> **GIVEN DATA**:
□ □ □ □

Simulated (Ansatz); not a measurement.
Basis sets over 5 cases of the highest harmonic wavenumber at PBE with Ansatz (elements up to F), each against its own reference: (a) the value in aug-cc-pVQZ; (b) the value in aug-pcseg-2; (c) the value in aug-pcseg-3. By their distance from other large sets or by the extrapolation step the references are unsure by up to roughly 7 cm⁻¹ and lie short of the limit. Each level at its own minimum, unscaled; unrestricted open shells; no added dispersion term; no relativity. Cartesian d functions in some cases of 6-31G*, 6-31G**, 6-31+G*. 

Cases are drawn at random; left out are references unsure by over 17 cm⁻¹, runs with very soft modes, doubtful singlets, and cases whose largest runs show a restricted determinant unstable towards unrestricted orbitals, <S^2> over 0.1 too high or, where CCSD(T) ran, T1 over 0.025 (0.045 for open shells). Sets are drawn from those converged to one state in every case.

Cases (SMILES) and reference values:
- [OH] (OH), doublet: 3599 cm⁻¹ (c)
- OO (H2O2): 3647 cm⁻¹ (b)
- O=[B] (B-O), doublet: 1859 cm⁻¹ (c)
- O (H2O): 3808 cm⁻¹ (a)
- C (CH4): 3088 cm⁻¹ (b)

□ □ □ □

> **REQUIREMENT**:
Everything from the first line above through the line that contains "- O (H2O): 3808 cm⁻¹ (a)" should be duplicated exactly, please, and nothing beyond it.

> **TASK RESPONSE**:
Simulated (Ansatz); not a measurement.
Basis sets over 5 cases of the highest harmonic wavenumber at PBE with Ansatz (elements up to F), each against its own reference: (a) the value in aug-cc-pVQZ; (b) the value in aug-pcseg-2; (c) the value in aug-pcseg-3. By their distance from other large sets or by the extrapolation step the references are unsure by up to roughly 7 cm⁻¹ and lie short of the limit. Each level at its own minimum, unscaled; unrestricted open shells; no added dispersion term; no relativity. Cartesian d functions in some cases of 6-31G*, 6-31G**, 6-31+G*. 

Cases are drawn at random; left out are references unsure by over 17 cm⁻¹, runs with very soft modes, doubtful singlets, and cases whose largest runs show a restricted determinant unstable towards unrestricted orbitals, <S^2> over 0.1 too high or, where CCSD(T) ran, T1 over 0.025 (0.045 for open shells). Sets are drawn from those converged to one state in every case.

Cases (SMILES) and reference values:
- [OH] (OH), doublet: 3599 cm⁻¹ (c)
- OO (H2O2): 3647 cm⁻¹ (b)
- O=[B] (B-O), doublet: 1859 cm⁻¹ (c)
- O (H2O): 3808 cm⁻¹ (a)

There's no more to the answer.